- **EXERCISE**
What you need to produce from the material below is an exact transcription of the lines from the one with "atom: 22.22 Å³" through the one with "The cell and", both included, and no other line.

━━ SUPPLIED DATA

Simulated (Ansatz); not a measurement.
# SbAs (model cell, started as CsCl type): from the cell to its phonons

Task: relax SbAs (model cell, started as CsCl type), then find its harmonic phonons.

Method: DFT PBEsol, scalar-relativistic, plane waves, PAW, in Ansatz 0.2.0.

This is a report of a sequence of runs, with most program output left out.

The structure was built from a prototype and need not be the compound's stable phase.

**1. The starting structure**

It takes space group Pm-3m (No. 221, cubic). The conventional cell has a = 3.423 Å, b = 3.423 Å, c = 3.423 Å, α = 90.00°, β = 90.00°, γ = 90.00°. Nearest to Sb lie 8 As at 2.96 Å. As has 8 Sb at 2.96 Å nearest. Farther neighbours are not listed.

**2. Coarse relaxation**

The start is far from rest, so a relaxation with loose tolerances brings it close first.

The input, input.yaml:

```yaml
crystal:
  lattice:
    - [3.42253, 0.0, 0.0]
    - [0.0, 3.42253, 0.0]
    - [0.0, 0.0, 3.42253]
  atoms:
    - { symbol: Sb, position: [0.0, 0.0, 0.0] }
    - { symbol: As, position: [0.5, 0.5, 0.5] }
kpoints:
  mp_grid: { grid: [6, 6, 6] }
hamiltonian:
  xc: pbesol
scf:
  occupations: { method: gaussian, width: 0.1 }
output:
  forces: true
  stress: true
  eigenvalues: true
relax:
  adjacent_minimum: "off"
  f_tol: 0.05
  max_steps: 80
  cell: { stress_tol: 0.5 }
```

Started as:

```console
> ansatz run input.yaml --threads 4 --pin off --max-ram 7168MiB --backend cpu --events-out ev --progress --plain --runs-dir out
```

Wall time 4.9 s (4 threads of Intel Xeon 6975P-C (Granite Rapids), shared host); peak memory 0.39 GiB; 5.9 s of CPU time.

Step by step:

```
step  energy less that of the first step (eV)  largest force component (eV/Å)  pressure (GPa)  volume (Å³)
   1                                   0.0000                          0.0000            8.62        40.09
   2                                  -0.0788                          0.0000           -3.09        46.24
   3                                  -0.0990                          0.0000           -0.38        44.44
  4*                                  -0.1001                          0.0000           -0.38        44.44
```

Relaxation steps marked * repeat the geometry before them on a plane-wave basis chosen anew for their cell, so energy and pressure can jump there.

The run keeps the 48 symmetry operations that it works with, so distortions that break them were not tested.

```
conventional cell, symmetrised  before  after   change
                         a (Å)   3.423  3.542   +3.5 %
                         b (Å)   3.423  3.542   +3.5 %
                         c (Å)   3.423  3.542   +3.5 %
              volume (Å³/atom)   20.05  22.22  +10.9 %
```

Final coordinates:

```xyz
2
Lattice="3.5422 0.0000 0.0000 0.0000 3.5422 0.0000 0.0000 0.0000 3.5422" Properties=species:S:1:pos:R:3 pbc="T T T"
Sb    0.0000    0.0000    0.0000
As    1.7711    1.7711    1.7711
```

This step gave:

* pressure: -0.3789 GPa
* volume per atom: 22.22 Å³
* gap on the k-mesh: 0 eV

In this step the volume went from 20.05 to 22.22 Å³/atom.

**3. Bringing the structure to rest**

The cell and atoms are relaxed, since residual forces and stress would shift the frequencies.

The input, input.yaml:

━━━━

- **EXERCISE OUTPUT**
* volume per atom: 22.22 Å³
* gap on the k-mesh: 0 eV

In this step the volume went from 20.05 to 22.22 Å³/atom.

**3. Bringing the structure to rest**

The cell and atoms are relaxed, since residual forces and stress would shift the frequencies.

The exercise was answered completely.